+++++
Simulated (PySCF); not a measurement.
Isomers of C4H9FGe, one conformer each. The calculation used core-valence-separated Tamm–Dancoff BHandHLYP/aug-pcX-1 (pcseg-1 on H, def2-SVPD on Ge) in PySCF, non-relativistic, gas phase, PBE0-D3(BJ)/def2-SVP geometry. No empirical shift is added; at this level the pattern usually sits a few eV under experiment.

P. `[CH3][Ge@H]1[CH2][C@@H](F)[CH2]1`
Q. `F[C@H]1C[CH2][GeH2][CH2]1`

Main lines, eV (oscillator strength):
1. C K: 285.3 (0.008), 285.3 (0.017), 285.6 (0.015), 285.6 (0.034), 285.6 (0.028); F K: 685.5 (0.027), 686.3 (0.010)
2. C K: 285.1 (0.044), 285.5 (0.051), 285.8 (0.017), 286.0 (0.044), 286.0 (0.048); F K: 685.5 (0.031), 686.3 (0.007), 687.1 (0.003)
+++++

#### Action item
Reprint the entries above in full, exactly as they are.

#### Solution
Simulated (PySCF); not a measurement.
Isomers of C4H9FGe, one conformer each. The calculation used core-valence-separated Tamm–Dancoff BHandHLYP/aug-pcX-1 (pcseg-1 on H, def2-SVPD on Ge) in PySCF, non-relativistic, gas phase, PBE0-D3(BJ)/def2-SVP geometry. No empirical shift is added; at this level the pattern usually sits a few eV under experiment.

P. `[CH3][Ge@H]1[CH2][C@@H](F)[CH2]1`
Q. `F[C@H]1C[CH2][GeH2][CH2]1`

Main lines, eV (oscillator strength):
1. C K: 285.3 (0.008), 285.3 (0.017), 285.6 (0.015), 285.6 (0.034), 285.6 (0.028); F K: 685.5 (0.027), 686.3 (0.010)
2. C K: 285.1 (0.044), 285.5 (0.051), 285.8 (0.017), 286.0 (0.044), 286.0 (0.048); F K: 685.5 (0.031), 686.3 (0.007), 687.1 (0.003)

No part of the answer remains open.